Supplied material Block Start

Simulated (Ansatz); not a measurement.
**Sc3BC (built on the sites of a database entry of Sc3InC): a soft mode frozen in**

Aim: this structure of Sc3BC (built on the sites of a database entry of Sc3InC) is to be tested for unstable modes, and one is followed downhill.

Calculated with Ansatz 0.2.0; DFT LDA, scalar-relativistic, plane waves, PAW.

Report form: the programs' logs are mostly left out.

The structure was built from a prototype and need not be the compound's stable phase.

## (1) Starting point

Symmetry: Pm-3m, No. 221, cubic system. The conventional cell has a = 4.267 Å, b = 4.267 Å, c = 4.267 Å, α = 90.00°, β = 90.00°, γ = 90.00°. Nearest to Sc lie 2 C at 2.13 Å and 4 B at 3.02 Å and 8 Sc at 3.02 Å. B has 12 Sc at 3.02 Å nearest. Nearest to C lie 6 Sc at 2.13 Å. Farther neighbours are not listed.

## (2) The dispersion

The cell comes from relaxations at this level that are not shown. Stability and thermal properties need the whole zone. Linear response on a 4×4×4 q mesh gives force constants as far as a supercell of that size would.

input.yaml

Supplied material Block End

Each line of the listing is to be output verbatim.

→ Answer area
Simulated (Ansatz); not a measurement.
**Sc3BC (built on the sites of a database entry of Sc3InC): a soft mode frozen in**

Aim: this structure of Sc3BC (built on the sites of a database entry of Sc3InC) is to be tested for unstable modes, and one is followed downhill.

Calculated with Ansatz 0.2.0; DFT LDA, scalar-relativistic, plane waves, PAW.

Report form: the programs' logs are mostly left out.

The structure was built from a prototype and need not be the compound's stable phase.

## (1) Starting point

Symmetry: Pm-3m, No. 221, cubic system. The conventional cell has a = 4.267 Å, b = 4.267 Å, c = 4.267 Å, α = 90.00°, β = 90.00°, γ = 90.00°. Nearest to Sc lie 2 C at 2.13 Å and 4 B at 3.02 Å and 8 Sc at 3.02 Å. B has 12 Sc at 3.02 Å nearest. Nearest to C lie 6 Sc at 2.13 Å. Farther neighbours are not listed.

## (2) The dispersion

The cell comes from relaxations at this level that are not shown. Stability and thermal properties need the whole zone. Linear response on a 4×4×4 q mesh gives force constants as far as a supercell of that size would.

input.yaml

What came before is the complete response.